▶ _Work task_
Every line of the data below should be printed exactly.

-.-.-

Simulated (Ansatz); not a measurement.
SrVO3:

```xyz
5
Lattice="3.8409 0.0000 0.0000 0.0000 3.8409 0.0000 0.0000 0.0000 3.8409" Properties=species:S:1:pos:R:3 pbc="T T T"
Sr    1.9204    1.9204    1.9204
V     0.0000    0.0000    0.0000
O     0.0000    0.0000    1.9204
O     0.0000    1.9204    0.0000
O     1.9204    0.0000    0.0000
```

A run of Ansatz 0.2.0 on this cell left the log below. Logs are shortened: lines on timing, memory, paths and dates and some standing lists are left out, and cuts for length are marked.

-.-.-

▶ _Answer box_
Simulated (Ansatz); not a measurement.
SrVO3:

```xyz
5
Lattice="3.8409 0.0000 0.0000 0.0000 3.8409 0.0000 0.0000 0.0000 3.8409" Properties=species:S:1:pos:R:3 pbc="T T T"
Sr    1.9204    1.9204    1.9204
V     0.0000    0.0000    0.0000
O     0.0000    0.0000    1.9204
O     0.0000    1.9204    0.0000
O     1.9204    0.0000    0.0000
```

A run of Ansatz 0.2.0 on this cell left the log below. Logs are shortened: lines on timing, memory, paths and dates and some standing lists are left out, and cuts for length are marked.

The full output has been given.